- _WORK REQUEST_: In the listing below, find the line with "## 1. Starting point", then repeat exactly every line from the top through that one.

- _EXTRACTED MATERIAL_:
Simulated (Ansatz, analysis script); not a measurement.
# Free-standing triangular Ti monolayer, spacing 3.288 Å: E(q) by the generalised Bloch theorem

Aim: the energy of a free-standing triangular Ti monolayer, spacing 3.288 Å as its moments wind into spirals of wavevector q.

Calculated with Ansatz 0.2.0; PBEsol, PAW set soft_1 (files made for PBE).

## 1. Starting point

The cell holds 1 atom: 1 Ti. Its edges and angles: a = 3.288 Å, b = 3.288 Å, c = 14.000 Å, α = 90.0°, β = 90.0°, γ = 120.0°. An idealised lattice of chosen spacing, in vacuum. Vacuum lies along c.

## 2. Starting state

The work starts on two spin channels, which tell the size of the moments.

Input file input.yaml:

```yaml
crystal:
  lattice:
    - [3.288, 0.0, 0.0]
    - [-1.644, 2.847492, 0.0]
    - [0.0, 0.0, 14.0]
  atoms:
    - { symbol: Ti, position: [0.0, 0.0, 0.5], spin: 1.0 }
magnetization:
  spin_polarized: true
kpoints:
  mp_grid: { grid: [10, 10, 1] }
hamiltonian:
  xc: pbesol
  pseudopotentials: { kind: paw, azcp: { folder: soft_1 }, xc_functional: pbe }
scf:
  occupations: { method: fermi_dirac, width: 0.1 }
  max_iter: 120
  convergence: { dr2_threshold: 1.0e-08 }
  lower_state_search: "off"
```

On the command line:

- _RESPONSE AREA_:
Simulated (Ansatz, analysis script); not a measurement.
# Free-standing triangular Ti monolayer, spacing 3.288 Å: E(q) by the generalised Bloch theorem

Aim: the energy of a free-standing triangular Ti monolayer, spacing 3.288 Å as its moments wind into spirals of wavevector q.

Calculated with Ansatz 0.2.0; PBEsol, PAW set soft_1 (files made for PBE).

## 1. Starting point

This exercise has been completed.